--- Supplied entries ---

::::

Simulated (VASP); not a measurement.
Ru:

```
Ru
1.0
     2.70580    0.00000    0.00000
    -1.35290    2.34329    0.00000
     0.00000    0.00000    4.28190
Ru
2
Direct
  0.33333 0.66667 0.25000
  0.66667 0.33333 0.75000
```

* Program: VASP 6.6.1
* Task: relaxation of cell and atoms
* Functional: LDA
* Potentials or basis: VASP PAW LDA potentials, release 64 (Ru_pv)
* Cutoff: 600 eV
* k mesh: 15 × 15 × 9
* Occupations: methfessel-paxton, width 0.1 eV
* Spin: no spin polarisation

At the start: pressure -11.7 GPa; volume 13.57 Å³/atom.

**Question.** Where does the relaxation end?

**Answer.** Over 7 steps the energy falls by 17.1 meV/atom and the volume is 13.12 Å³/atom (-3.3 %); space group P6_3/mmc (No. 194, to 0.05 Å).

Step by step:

::::

--- Activity ---
Could you restate word for word the lines above from the one containing "15 × 15 × 9" through the one containing "to 0.05 Å).", both included, and nothing else?

--- Exercise answer ---
* k mesh: 15 × 15 × 9
* Occupations: methfessel-paxton, width 0.1 eV
* Spin: no spin polarisation

At the start: pressure -11.7 GPa; volume 13.57 Å³/atom.

**Question.** Where does the relaxation end?

**Answer.** Over 7 steps the energy falls by 17.1 meV/atom and the volume is 13.12 Å³/atom (-3.3 %); space group P6_3/mmc (No. 194, to 0.05 Å).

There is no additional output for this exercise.